▶ _Task item_
Your answer should be the lines from the start of the records through the line with "Q: What transition dipole goes with state 7?", copied word for word.

START Records provided

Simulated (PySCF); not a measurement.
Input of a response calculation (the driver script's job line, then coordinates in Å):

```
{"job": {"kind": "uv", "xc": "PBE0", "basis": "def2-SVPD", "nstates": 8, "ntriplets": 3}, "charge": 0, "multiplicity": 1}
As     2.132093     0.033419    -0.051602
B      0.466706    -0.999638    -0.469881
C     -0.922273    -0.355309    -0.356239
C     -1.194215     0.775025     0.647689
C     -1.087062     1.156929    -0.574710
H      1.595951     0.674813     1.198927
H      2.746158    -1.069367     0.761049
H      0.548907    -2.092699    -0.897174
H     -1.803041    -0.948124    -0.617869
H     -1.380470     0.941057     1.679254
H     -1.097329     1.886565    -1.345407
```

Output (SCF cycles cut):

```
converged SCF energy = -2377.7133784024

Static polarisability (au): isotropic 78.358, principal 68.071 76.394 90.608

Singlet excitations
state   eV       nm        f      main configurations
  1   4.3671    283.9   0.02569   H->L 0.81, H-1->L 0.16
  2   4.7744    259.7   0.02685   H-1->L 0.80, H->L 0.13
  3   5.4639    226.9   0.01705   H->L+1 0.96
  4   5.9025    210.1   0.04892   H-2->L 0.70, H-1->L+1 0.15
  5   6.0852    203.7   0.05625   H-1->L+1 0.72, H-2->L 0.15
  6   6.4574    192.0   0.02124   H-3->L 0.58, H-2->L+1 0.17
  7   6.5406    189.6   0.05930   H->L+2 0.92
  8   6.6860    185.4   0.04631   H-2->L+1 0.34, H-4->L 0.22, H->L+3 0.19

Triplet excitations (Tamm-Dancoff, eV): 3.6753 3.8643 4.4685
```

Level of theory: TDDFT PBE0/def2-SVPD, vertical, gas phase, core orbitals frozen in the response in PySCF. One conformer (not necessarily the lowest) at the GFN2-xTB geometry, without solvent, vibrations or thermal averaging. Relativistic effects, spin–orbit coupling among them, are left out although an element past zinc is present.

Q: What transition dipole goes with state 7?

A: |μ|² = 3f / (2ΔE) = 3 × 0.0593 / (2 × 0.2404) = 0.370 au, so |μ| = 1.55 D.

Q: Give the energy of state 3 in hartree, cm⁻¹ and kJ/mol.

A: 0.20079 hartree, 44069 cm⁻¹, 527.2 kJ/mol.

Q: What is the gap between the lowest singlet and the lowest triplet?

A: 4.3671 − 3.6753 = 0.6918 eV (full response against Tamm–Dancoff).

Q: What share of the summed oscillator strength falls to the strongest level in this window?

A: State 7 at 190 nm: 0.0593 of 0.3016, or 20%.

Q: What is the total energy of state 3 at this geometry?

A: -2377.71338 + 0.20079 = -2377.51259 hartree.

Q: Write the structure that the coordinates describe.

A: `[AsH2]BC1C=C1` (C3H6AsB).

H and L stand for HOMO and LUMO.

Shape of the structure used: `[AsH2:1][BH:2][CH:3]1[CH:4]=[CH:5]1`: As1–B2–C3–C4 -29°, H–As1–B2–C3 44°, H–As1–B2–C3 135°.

END Records provided

▶ _Your solution_
Simulated (PySCF); not a measurement.
Input of a response calculation (the driver script's job line, then coordinates in Å):

```
{"job": {"kind": "uv", "xc": "PBE0", "basis": "def2-SVPD", "nstates": 8, "ntriplets": 3}, "charge": 0, "multiplicity": 1}
As     2.132093     0.033419    -0.051602
B      0.466706    -0.999638    -0.469881
C     -0.922273    -0.355309    -0.356239
C     -1.194215     0.775025     0.647689
C     -1.087062     1.156929    -0.574710
H      1.595951     0.674813     1.198927
H      2.746158    -1.069367     0.761049
H      0.548907    -2.092699    -0.897174
H     -1.803041    -0.948124    -0.617869
H     -1.380470     0.941057     1.679254
H     -1.097329     1.886565    -1.345407
```

Output (SCF cycles cut):

```
converged SCF energy = -2377.7133784024

Static polarisability (au): isotropic 78.358, principal 68.071 76.394 90.608

Singlet excitations
state   eV       nm        f      main configurations
  1   4.3671    283.9   0.02569   H->L 0.81, H-1->L 0.16
  2   4.7744    259.7   0.02685   H-1->L 0.80, H->L 0.13
  3   5.4639    226.9   0.01705   H->L+1 0.96
  4   5.9025    210.1   0.04892   H-2->L 0.70, H-1->L+1 0.15
  5   6.0852    203.7   0.05625   H-1->L+1 0.72, H-2->L 0.15
  6   6.4574    192.0   0.02124   H-3->L 0.58, H-2->L+1 0.17
  7   6.5406    189.6   0.05930   H->L+2 0.92
  8   6.6860    185.4   0.04631   H-2->L+1 0.34, H-4->L 0.22, H->L+3 0.19

Triplet excitations (Tamm-Dancoff, eV): 3.6753 3.8643 4.4685
```

Level of theory: TDDFT PBE0/def2-SVPD, vertical, gas phase, core orbitals frozen in the response in PySCF. One conformer (not necessarily the lowest) at the GFN2-xTB geometry, without solvent, vibrations or thermal averaging. Relativistic effects, spin–orbit coupling among them, are left out although an element past zinc is present.

Q: What transition dipole goes with state 7?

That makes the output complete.